*WORK TASK*. For each line in the records, produce an exact copy.

(SUPPLIED DATA Opens)
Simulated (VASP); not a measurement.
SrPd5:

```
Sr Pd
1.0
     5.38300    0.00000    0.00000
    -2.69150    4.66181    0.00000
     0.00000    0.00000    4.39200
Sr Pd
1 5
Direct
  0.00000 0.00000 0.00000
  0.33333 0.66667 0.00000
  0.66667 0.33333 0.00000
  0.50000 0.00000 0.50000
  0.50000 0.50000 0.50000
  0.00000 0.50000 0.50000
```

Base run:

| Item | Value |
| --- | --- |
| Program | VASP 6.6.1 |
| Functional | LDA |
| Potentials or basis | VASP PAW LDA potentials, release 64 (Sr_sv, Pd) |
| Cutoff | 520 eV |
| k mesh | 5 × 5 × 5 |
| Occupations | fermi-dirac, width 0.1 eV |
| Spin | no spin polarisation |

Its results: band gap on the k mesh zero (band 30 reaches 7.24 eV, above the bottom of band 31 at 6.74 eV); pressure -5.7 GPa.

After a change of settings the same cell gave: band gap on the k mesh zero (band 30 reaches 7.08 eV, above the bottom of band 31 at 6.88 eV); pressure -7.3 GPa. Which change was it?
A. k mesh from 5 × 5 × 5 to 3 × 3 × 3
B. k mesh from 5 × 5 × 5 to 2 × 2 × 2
(SUPPLIED DATA Closes)

*ANSWER SPACE*.
Simulated (VASP); not a measurement.
SrPd5:

```
Sr Pd
1.0
     5.38300    0.00000    0.00000
    -2.69150    4.66181    0.00000
     0.00000    0.00000    4.39200
Sr Pd
1 5
Direct
  0.00000 0.00000 0.00000
  0.33333 0.66667 0.00000
  0.66667 0.33333 0.00000
  0.50000 0.00000 0.50000
  0.50000 0.50000 0.50000
  0.00000 0.50000 0.50000
```

Base run:

| Item | Value |
| --- | --- |
| Program | VASP 6.6.1 |
| Functional | LDA |
| Potentials or basis | VASP PAW LDA potentials, release 64 (Sr_sv, Pd) |
| Cutoff | 520 eV |
| k mesh | 5 × 5 × 5 |
| Occupations | fermi-dirac, width 0.1 eV |
| Spin | no spin polarisation |

Its results: band gap on the k mesh zero (band 30 reaches 7.24 eV, above the bottom of band 31 at 6.74 eV); pressure -5.7 GPa.

After a change of settings the same cell gave: band gap on the k mesh zero (band 30 reaches 7.08 eV, above the bottom of band 31 at 6.88 eV); pressure -7.3 GPa. Which change was it?
A. k mesh from 5 × 5 × 5 to 3 × 3 × 3
B. k mesh from 5 × 5 × 5 to 2 × 2 × 2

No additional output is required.